### WORK ITEM
Please repeat each entry. Match every word exactly.

---*---

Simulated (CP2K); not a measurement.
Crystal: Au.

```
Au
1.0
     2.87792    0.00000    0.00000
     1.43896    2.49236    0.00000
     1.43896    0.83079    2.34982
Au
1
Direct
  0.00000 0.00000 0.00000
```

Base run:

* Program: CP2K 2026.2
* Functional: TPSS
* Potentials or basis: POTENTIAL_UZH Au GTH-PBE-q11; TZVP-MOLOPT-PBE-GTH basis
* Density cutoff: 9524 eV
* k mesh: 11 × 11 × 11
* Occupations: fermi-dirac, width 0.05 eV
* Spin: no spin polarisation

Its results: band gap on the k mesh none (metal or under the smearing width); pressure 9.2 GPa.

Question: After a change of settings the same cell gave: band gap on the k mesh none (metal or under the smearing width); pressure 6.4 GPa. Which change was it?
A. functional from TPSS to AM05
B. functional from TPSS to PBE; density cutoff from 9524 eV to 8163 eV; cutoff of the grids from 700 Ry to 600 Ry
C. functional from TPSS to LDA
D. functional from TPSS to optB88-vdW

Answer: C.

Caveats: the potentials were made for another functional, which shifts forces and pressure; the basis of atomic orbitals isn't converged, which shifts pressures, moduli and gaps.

---*---

### SOLUTION
Simulated (CP2K); not a measurement.
Crystal: Au.

```
Au
1.0
     2.87792    0.00000    0.00000
     1.43896    2.49236    0.00000
     1.43896    0.83079    2.34982
Au
1
Direct
  0.00000 0.00000 0.00000
```

Base run:

* Program: CP2K 2026.2
* Functional: TPSS
* Potentials or basis: POTENTIAL_UZH Au GTH-PBE-q11; TZVP-MOLOPT-PBE-GTH basis
* Density cutoff: 9524 eV
* k mesh: 11 × 11 × 11
* Occupations: fermi-dirac, width 0.05 eV
* Spin: no spin polarisation

Its results: band gap on the k mesh none (metal or under the smearing width); pressure 9.2 GPa.

Question: After a change of settings the same cell gave: band gap on the k mesh none (metal or under the smearing width); pressure 6.4 GPa. Which change was it?
A. functional from TPSS to AM05
B. functional from TPSS to PBE; density cutoff from 9524 eV to 8163 eV; cutoff of the grids from 700 Ry to 600 Ry
C. functional from TPSS to LDA
D. functional from TPSS to optB88-vdW

Answer: C.

Caveats: the potentials were made for another functional, which shifts forces and pressure; the basis of atomic orbitals isn't converged, which shifts pressures, moduli and gaps.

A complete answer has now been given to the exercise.